*WORK ORDER*:
Output the listing in full. Every line stays exactly as it is.

*PROVIDED RECORDS*:
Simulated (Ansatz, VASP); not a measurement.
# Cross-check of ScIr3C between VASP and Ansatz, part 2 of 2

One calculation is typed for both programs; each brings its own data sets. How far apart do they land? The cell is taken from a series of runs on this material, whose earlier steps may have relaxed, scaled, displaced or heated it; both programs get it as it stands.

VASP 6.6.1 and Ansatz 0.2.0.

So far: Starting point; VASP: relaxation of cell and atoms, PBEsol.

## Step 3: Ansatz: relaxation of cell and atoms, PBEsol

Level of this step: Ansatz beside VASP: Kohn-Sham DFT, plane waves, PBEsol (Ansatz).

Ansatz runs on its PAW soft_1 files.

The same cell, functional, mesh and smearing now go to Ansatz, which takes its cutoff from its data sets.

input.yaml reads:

*TASK RESPONSE*:
Simulated (Ansatz, VASP); not a measurement.
# Cross-check of ScIr3C between VASP and Ansatz, part 2 of 2

One calculation is typed for both programs; each brings its own data sets. How far apart do they land? The cell is taken from a series of runs on this material, whose earlier steps may have relaxed, scaled, displaced or heated it; both programs get it as it stands.

VASP 6.6.1 and Ansatz 0.2.0.

So far: Starting point; VASP: relaxation of cell and atoms, PBEsol.

## Step 3: Ansatz: relaxation of cell and atoms, PBEsol

Level of this step: Ansatz beside VASP: Kohn-Sham DFT, plane waves, PBEsol (Ansatz).

Ansatz runs on its PAW soft_1 files.

The same cell, functional, mesh and smearing now go to Ansatz, which takes its cutoff from its data sets.

input.yaml reads:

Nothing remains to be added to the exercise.